- _REQUIRED ACTION_:
Repeat the entries exactly as they stand.

***** SUPPLIED INFORMATION
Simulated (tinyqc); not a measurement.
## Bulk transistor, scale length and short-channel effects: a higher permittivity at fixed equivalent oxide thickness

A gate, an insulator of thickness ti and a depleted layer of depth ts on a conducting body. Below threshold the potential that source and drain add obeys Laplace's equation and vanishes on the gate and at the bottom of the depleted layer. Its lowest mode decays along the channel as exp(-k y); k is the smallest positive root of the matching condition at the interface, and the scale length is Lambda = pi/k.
**********

- _TASK RESULT_:
Simulated (tinyqc); not a measurement.
## Bulk transistor, scale length and short-channel effects: a higher permittivity at fixed equivalent oxide thickness

A gate, an insulator of thickness ti and a depleted layer of depth ts on a conducting body. Below threshold the potential that source and drain add obeys Laplace's equation and vanishes on the gate and at the bottom of the depleted layer. Its lowest mode decays along the channel as exp(-k y); k is the smallest positive root of the matching condition at the interface, and the scale length is Lambda = pi/k.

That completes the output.